→ **WORK REQUEST**
Copy word for word the lines from the start of the records through the line that contains "describe the run.", both included.

*** Block opens ***
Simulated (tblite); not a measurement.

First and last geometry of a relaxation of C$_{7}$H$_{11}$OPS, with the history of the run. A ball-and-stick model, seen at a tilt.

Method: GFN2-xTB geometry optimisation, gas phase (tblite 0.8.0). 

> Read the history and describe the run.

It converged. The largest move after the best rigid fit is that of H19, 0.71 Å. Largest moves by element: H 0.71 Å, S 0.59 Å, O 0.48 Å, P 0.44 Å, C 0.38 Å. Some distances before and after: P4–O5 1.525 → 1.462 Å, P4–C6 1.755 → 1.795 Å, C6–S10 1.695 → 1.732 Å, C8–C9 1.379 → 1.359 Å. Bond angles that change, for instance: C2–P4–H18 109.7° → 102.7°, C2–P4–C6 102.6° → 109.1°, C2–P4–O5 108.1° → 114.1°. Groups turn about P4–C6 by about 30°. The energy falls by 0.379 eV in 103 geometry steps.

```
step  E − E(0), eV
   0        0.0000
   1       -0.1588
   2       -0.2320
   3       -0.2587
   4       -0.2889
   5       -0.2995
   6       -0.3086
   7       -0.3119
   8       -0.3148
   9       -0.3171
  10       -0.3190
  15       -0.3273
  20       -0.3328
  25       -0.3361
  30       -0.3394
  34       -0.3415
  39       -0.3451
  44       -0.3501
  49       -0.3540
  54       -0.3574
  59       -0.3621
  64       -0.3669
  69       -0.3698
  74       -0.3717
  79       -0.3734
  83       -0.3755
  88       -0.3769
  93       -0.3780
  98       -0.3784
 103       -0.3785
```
*** Block closes ***

→ **RESPONSE**
Simulated (tblite); not a measurement.

First and last geometry of a relaxation of C$_{7}$H$_{11}$OPS, with the history of the run. A ball-and-stick model, seen at a tilt.

Method: GFN2-xTB geometry optimisation, gas phase (tblite 0.8.0). 

> Read the history and describe the run.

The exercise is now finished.